| Work item |
The entries below are to be copied exactly, with nothing left out.

| Record excerpts |
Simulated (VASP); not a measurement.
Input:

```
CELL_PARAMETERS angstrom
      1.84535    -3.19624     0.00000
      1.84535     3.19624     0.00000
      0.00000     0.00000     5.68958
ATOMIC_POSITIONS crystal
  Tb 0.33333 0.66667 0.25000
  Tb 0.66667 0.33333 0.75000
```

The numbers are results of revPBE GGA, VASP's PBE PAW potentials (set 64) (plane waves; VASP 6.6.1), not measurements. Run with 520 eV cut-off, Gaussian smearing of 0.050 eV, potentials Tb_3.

| Your solution |
Simulated (VASP); not a measurement.
Input:

```
CELL_PARAMETERS angstrom
      1.84535    -3.19624     0.00000
      1.84535     3.19624     0.00000
      0.00000     0.00000     5.68958
ATOMIC_POSITIONS crystal
  Tb 0.33333 0.66667 0.25000
  Tb 0.66667 0.33333 0.75000
```

The numbers are results of revPBE GGA, VASP's PBE PAW potentials (set 64) (plane waves; VASP 6.6.1), not measurements. Run with 520 eV cut-off, Gaussian smearing of 0.050 eV, potentials Tb_3.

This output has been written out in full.